* _Exercise_
Below is a set of records; print all of them exactly as written.

* _Provided material_
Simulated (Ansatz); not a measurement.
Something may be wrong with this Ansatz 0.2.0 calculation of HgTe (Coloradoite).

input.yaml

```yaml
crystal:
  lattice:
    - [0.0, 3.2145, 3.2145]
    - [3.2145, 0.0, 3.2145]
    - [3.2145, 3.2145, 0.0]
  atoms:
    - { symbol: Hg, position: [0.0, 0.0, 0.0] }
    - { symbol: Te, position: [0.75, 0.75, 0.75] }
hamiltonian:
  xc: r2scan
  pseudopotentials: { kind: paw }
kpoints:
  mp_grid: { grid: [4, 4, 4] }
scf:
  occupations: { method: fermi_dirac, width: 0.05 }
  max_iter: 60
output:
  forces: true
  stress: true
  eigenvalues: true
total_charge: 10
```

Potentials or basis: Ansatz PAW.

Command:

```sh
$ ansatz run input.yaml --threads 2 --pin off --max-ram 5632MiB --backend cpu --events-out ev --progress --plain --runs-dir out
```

* _Written reply_
Simulated (Ansatz); not a measurement.
Something may be wrong with this Ansatz 0.2.0 calculation of HgTe (Coloradoite).

input.yaml

```yaml
crystal:
  lattice:
    - [0.0, 3.2145, 3.2145]
    - [3.2145, 0.0, 3.2145]
    - [3.2145, 3.2145, 0.0]
  atoms:
    - { symbol: Hg, position: [0.0, 0.0, 0.0] }
    - { symbol: Te, position: [0.75, 0.75, 0.75] }
hamiltonian:
  xc: r2scan
  pseudopotentials: { kind: paw }
kpoints:
  mp_grid: { grid: [4, 4, 4] }
scf:
  occupations: { method: fermi_dirac, width: 0.05 }
  max_iter: 60
output:
  forces: true
  stress: true
  eigenvalues: true
total_charge: 10
```

Potentials or basis: Ansatz PAW.

Command:

```sh
$ ansatz run input.yaml --threads 2 --pin off --max-ram 5632MiB --backend cpu --events-out ev --progress --plain --runs-dir out
```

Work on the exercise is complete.